Task item |
The goal is to restate all of the records below word for word.

• • • • •

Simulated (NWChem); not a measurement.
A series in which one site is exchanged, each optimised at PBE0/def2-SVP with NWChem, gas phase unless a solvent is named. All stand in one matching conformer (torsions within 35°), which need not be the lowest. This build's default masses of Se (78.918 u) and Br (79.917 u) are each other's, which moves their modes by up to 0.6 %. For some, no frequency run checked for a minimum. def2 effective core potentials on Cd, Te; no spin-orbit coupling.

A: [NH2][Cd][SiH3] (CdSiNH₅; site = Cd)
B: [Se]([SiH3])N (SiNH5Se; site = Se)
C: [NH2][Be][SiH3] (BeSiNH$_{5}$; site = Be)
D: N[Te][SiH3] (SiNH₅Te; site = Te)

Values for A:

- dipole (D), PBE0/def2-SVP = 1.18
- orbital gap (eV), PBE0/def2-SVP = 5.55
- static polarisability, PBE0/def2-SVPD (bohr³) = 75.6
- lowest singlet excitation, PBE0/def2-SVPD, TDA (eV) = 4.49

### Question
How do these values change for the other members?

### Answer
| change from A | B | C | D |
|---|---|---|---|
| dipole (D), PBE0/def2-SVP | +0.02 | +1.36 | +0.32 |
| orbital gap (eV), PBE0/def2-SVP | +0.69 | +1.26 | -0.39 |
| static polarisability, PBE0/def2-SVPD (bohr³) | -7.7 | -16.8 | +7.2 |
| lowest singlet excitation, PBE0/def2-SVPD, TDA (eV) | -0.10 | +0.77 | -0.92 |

• • • • •

Task result |
Simulated (NWChem); not a measurement.
A series in which one site is exchanged, each optimised at PBE0/def2-SVP with NWChem, gas phase unless a solvent is named. All stand in one matching conformer (torsions within 35°), which need not be the lowest. This build's default masses of Se (78.918 u) and Br (79.917 u) are each other's, which moves their modes by up to 0.6 %. For some, no frequency run checked for a minimum. def2 effective core potentials on Cd, Te; no spin-orbit coupling.

A: [NH2][Cd][SiH3] (CdSiNH₅; site = Cd)
B: [Se]([SiH3])N (SiNH5Se; site = Se)
C: [NH2][Be][SiH3] (BeSiNH$_{5}$; site = Be)
D: N[Te][SiH3] (SiNH₅Te; site = Te)

Values for A:

- dipole (D), PBE0/def2-SVP = 1.18
- orbital gap (eV), PBE0/def2-SVP = 5.55
- static polarisability, PBE0/def2-SVPD (bohr³) = 75.6
- lowest singlet excitation, PBE0/def2-SVPD, TDA (eV) = 4.49

### Question
How do these values change for the other members?

### Answer
| change from A | B | C | D |
|---|---|---|---|
| dipole (D), PBE0/def2-SVP | +0.02 | +1.36 | +0.32 |
| orbital gap (eV), PBE0/def2-SVP | +0.69 | +1.26 | -0.39 |
| static polarisability, PBE0/def2-SVPD (bohr³) | -7.7 | -16.8 | +7.2 |
| lowest singlet excitation, PBE0/def2-SVPD, TDA (eV) | -0.10 | +0.77 | -0.92 |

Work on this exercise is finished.